Information given →
──────

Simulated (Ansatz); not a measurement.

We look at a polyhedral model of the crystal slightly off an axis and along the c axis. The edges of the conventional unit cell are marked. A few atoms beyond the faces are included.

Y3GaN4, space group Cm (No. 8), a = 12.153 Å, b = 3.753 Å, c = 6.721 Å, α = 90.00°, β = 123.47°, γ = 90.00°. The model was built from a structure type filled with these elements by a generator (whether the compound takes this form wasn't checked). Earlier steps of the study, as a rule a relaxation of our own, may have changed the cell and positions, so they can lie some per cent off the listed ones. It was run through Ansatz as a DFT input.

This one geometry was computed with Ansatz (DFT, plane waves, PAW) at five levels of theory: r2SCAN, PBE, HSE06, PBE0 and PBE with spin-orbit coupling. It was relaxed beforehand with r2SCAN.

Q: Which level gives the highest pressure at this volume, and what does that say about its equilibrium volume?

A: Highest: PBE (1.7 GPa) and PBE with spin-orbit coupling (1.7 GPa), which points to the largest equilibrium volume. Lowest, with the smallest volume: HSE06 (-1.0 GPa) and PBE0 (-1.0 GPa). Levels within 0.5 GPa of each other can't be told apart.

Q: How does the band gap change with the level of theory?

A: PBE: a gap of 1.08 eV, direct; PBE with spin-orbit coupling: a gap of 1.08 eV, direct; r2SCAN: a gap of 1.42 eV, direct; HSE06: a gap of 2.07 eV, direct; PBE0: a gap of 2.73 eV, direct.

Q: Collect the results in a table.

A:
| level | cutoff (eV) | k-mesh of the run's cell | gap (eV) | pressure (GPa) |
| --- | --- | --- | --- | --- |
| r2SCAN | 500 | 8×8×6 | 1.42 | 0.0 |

──────

The answer should hold only the lines from the start of the records above through the line containing "We look at a", each set down exactly.

Simulated (Ansatz); not a measurement.

We look at a polyhedral model of the crystal slightly off an axis and along the c axis. The edges of the conventional unit cell are marked. A few atoms beyond the faces are included.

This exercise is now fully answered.